# [ASSIGNED TASK]
When the line containing "Input file for" is reached, include it and end there; set down verbatim every line before it, starting at the top of the records.

------------------------------------

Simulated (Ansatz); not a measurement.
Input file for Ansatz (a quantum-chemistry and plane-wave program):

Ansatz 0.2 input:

------------------------------------

# [WRITTEN ANSWER]
Simulated (Ansatz); not a measurement.
Input file for Ansatz (a quantum-chemistry and plane-wave program):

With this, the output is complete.